● Required action:
When you reach the line with "The T1 diagnostic stays at or below 0.011." in the listing below, transcribe it and each line after it up to and including the line with "The saddle point: One", exactly and with nothing else.

● Excerpted data:
# # # # # # #
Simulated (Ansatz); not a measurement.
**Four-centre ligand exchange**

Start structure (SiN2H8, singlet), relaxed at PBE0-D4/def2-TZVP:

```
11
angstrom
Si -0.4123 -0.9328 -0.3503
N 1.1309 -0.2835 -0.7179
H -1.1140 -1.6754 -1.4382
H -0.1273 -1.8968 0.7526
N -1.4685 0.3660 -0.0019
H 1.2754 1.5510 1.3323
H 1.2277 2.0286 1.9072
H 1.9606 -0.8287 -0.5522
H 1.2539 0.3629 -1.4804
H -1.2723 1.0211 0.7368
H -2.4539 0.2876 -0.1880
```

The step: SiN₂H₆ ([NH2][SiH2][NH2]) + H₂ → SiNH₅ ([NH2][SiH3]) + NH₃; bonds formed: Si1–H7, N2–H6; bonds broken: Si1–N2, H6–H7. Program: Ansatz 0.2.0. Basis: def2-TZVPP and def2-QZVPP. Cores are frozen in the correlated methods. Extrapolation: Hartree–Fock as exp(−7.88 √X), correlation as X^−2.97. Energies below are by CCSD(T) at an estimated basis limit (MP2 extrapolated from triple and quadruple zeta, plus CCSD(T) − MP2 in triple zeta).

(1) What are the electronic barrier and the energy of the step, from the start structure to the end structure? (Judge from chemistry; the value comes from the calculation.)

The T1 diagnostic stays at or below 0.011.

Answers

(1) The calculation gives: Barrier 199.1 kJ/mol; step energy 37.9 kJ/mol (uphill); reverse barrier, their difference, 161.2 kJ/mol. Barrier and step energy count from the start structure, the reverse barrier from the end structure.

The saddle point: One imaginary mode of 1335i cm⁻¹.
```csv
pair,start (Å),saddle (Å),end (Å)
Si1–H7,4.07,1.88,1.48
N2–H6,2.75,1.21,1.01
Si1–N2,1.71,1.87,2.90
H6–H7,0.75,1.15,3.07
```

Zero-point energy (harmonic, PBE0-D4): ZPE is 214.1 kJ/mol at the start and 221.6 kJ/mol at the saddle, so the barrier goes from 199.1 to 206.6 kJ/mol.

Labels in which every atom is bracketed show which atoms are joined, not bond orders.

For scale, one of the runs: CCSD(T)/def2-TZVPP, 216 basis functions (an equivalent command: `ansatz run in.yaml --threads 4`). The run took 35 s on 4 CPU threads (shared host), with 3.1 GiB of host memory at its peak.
# # # # # # #

● Written solution:
The T1 diagnostic stays at or below 0.011.

Answers

(1) The calculation gives: Barrier 199.1 kJ/mol; step energy 37.9 kJ/mol (uphill); reverse barrier, their difference, 161.2 kJ/mol. Barrier and step energy count from the start structure, the reverse barrier from the end structure.

The saddle point: One imaginary mode of 1335i cm⁻¹.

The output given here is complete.